Please repeat the lines below, exactly and only, from the one that holds "GHz [GFN2-xTB] |" through the one that holds "C) ppm [GIAO PBE0/pcSseg-1] |".

[GIVEN DATA]

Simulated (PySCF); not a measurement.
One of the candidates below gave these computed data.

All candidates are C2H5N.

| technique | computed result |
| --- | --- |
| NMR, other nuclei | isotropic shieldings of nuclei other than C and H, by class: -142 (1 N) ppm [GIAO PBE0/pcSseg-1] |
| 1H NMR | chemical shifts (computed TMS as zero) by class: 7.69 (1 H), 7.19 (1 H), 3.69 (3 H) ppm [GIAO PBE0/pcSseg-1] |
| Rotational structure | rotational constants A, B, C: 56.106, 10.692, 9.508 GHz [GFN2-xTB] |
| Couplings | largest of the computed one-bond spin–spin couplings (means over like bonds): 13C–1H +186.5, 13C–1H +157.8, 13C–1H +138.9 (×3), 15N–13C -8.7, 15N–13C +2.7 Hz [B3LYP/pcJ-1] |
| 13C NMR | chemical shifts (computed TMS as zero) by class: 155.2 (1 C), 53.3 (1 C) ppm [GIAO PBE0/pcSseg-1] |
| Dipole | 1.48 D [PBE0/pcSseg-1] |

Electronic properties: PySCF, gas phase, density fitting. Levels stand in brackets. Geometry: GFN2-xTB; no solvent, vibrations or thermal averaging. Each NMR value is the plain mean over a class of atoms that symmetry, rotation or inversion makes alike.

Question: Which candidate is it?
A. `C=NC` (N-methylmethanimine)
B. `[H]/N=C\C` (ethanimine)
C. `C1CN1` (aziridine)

[/GIVEN DATA]

▸ ANSWER AREA
| Rotational structure | rotational constants A, B, C: 56.106, 10.692, 9.508 GHz [GFN2-xTB] |
| Couplings | largest of the computed one-bond spin–spin couplings (means over like bonds): 13C–1H +186.5, 13C–1H +157.8, 13C–1H +138.9 (×3), 15N–13C -8.7, 15N–13C +2.7 Hz [B3LYP/pcJ-1] |
| 13C NMR | chemical shifts (computed TMS as zero) by class: 155.2 (1 C), 53.3 (1 C) ppm [GIAO PBE0/pcSseg-1] |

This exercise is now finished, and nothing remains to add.